• **WORK TASK**
An exact copy of the data below is required; return it in full.

* * * *

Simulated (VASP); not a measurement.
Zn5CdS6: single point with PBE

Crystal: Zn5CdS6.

* * * *

• **TASK RESULT**
Simulated (VASP); not a measurement.
Zn5CdS6: single point with PBE

Crystal: Zn5CdS6.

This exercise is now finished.